> DATA EXTRACT:
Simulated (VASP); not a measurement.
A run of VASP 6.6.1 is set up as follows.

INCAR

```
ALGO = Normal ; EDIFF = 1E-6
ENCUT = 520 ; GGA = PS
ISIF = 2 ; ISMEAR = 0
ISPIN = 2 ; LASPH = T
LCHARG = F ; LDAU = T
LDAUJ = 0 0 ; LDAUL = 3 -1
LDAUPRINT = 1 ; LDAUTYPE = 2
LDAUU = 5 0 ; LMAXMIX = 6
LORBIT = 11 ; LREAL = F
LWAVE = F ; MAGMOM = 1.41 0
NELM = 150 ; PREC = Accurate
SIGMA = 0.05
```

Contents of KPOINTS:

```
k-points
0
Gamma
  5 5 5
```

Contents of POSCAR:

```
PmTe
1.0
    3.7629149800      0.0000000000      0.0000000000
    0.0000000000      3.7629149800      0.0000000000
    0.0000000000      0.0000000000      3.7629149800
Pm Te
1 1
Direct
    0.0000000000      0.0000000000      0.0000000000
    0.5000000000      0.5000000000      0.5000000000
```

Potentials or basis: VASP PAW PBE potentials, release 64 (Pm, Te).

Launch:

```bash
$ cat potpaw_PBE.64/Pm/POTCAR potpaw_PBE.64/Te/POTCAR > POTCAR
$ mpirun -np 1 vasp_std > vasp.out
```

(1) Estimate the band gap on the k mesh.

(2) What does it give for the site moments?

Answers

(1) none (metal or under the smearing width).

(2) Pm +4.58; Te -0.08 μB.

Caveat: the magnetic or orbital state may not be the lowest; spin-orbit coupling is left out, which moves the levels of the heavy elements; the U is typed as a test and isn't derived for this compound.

> ASSIGNED TASK:
Please output the lines of the listing above that fall in the stretch from the one with "Potentials or basis: VASP" through the one with "(2) Pm +4.58; Te -0.08 μB.", exactly and only those.

> EXERCISE RESPONSE:
Potentials or basis: VASP PAW PBE potentials, release 64 (Pm, Te).

Launch:

```bash
$ cat potpaw_PBE.64/Pm/POTCAR potpaw_PBE.64/Te/POTCAR > POTCAR
$ mpirun -np 1 vasp_std > vasp.out
```

(1) Estimate the band gap on the k mesh.

(2) What does it give for the site moments?

Answers

(1) none (metal or under the smearing width).

(2) Pm +4.58; Te -0.08 μB.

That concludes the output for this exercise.